### Assigned task
Transcribe all of the entries, matching each one exactly.

━━ Data extract ━━

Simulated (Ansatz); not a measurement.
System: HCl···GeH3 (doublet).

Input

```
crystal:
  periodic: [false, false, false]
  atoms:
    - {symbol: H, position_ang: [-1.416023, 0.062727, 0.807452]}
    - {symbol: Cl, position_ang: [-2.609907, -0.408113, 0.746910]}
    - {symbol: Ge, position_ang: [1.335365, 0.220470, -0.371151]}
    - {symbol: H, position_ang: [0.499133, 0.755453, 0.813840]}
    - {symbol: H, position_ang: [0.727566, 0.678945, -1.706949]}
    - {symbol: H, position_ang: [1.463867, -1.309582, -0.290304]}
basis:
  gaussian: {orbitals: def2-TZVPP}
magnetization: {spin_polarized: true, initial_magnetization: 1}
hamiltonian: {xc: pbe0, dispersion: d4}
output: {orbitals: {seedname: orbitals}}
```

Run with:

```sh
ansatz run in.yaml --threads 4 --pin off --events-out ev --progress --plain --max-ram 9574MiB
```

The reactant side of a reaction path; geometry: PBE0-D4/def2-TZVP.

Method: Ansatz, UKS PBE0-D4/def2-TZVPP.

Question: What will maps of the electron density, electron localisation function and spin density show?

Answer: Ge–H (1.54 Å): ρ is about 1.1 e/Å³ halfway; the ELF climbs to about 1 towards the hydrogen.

━━━

### Solution
Simulated (Ansatz); not a measurement.
System: HCl···GeH3 (doublet).

Input

```
crystal:
  periodic: [false, false, false]
  atoms:
    - {symbol: H, position_ang: [-1.416023, 0.062727, 0.807452]}
    - {symbol: Cl, position_ang: [-2.609907, -0.408113, 0.746910]}
    - {symbol: Ge, position_ang: [1.335365, 0.220470, -0.371151]}
    - {symbol: H, position_ang: [0.499133, 0.755453, 0.813840]}
    - {symbol: H, position_ang: [0.727566, 0.678945, -1.706949]}
    - {symbol: H, position_ang: [1.463867, -1.309582, -0.290304]}
basis:
  gaussian: {orbitals: def2-TZVPP}
magnetization: {spin_polarized: true, initial_magnetization: 1}
hamiltonian: {xc: pbe0, dispersion: d4}
output: {orbitals: {seedname: orbitals}}
```

Run with:

```sh
ansatz run in.yaml --threads 4 --pin off --events-out ev --progress --plain --max-ram 9574MiB
```

The reactant side of a reaction path; geometry: PBE0-D4/def2-TZVP.

Method: Ansatz, UKS PBE0-D4/def2-TZVPP.

Question: What will maps of the electron density, electron localisation function and spin density show?

Answer: Ge–H (1.54 Å): ρ is about 1.1 e/Å³ halfway; the ELF climbs to about 1 towards the hydrogen.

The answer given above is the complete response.